═══

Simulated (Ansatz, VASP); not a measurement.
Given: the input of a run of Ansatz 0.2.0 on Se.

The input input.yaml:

═══

The data above should be reproduced in full, word for word.

Simulated (Ansatz, VASP); not a measurement.
Given: the input of a run of Ansatz 0.2.0 on Se.

The input input.yaml:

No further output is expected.